Work request
Print, in exact form, the lines below from the one containing "Simulation results for" through the one containing "A calculation, not", and omit all others.

Extracted information
====
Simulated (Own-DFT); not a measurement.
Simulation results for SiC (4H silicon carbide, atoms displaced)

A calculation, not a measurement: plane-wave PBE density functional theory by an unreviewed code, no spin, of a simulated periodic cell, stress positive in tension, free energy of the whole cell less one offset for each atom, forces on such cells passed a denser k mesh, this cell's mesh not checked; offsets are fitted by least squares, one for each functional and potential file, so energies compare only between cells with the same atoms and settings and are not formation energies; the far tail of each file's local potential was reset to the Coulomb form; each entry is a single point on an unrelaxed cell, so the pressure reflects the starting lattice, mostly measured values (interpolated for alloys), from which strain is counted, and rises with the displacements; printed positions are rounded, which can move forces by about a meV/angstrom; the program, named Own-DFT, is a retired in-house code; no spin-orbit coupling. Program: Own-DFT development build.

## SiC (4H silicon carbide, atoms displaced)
====

Result
Simulation results for SiC (4H silicon carbide, atoms displaced)

A calculation, not a measurement: plane-wave PBE density functional theory by an unreviewed code, no spin, of a simulated periodic cell, stress positive in tension, free energy of the whole cell less one offset for each atom, forces on such cells passed a denser k mesh, this cell's mesh not checked; offsets are fitted by least squares, one for each functional and potential file, so energies compare only between cells with the same atoms and settings and are not formation energies; the far tail of each file's local potential was reset to the Coulomb form; each entry is a single point on an unrelaxed cell, so the pressure reflects the starting lattice, mostly measured values (interpolated for alloys), from which strain is counted, and rises with the displacements; printed positions are rounded, which can move forces by about a meV/angstrom; the program, named Own-DFT, is a retired in-house code; no spin-orbit coupling. Program: Own-DFT development build.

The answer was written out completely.